═════ Supplied material ═════

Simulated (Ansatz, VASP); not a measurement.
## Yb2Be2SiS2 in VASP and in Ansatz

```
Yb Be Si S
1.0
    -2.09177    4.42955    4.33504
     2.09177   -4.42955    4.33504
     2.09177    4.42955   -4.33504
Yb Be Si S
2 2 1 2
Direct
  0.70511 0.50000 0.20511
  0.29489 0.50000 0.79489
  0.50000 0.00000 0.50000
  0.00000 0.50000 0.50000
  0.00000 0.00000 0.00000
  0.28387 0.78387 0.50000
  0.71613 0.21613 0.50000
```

═════

Work request: Output each record above exactly, omitting nothing.

Task result:
Simulated (Ansatz, VASP); not a measurement.
## Yb2Be2SiS2 in VASP and in Ansatz

```
Yb Be Si S
1.0
    -2.09177    4.42955    4.33504
     2.09177   -4.42955    4.33504
     2.09177    4.42955   -4.33504
Yb Be Si S
2 2 1 2
Direct
  0.70511 0.50000 0.20511
  0.29489 0.50000 0.79489
  0.50000 0.00000 0.50000
  0.00000 0.50000 0.50000
  0.00000 0.00000 0.00000
  0.28387 0.78387 0.50000
  0.71613 0.21613 0.50000
```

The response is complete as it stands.